REQUIRED ACTION.
Go through the entries and write each one out again unchanged.

RECORDS SUPPLIED.
───
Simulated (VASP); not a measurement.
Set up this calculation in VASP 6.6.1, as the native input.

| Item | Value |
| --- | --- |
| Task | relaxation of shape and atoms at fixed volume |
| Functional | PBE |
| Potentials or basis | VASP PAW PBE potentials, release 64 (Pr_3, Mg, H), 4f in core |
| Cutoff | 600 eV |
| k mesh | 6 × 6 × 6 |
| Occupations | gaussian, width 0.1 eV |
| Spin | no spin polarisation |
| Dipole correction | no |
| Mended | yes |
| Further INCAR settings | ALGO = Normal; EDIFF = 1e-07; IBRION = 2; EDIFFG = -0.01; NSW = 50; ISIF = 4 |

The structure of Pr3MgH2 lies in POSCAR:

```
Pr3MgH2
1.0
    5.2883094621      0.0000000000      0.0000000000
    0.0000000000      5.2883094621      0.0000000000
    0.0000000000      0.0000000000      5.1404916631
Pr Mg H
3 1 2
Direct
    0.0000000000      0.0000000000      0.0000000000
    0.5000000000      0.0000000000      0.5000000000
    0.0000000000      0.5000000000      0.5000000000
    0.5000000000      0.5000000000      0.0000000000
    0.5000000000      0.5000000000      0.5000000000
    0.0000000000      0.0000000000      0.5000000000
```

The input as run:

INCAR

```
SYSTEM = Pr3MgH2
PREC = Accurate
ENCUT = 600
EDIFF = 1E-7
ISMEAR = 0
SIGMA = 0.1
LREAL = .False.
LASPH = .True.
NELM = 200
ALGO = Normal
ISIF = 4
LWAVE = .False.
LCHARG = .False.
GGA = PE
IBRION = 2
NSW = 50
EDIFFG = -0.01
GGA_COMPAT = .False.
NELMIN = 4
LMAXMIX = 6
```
───

WRITTEN RESPONSE.
Simulated (VASP); not a measurement.
Set up this calculation in VASP 6.6.1, as the native input.

| Item | Value |
| --- | --- |
| Task | relaxation of shape and atoms at fixed volume |
| Functional | PBE |
| Potentials or basis | VASP PAW PBE potentials, release 64 (Pr_3, Mg, H), 4f in core |
| Cutoff | 600 eV |
| k mesh | 6 × 6 × 6 |
| Occupations | gaussian, width 0.1 eV |
| Spin | no spin polarisation |
| Dipole correction | no |
| Mended | yes |
| Further INCAR settings | ALGO = Normal; EDIFF = 1e-07; IBRION = 2; EDIFFG = -0.01; NSW = 50; ISIF = 4 |

The structure of Pr3MgH2 lies in POSCAR:

```
Pr3MgH2
1.0
    5.2883094621      0.0000000000      0.0000000000
    0.0000000000      5.2883094621      0.0000000000
    0.0000000000      0.0000000000      5.1404916631
Pr Mg H
3 1 2
Direct
    0.0000000000      0.0000000000      0.0000000000
    0.5000000000      0.0000000000      0.5000000000
    0.0000000000      0.5000000000      0.5000000000
    0.5000000000      0.5000000000      0.0000000000
    0.5000000000      0.5000000000      0.5000000000
    0.0000000000      0.0000000000      0.5000000000
```

The input as run:

INCAR

```
SYSTEM = Pr3MgH2
PREC = Accurate
ENCUT = 600
EDIFF = 1E-7
ISMEAR = 0
SIGMA = 0.1
LREAL = .False.
LASPH = .True.
NELM = 200
ALGO = Normal
ISIF = 4
LWAVE = .False.
LCHARG = .False.
GGA = PE
IBRION = 2
NSW = 50
EDIFFG = -0.01
GGA_COMPAT = .False.
NELMIN = 4
LMAXMIX = 6
```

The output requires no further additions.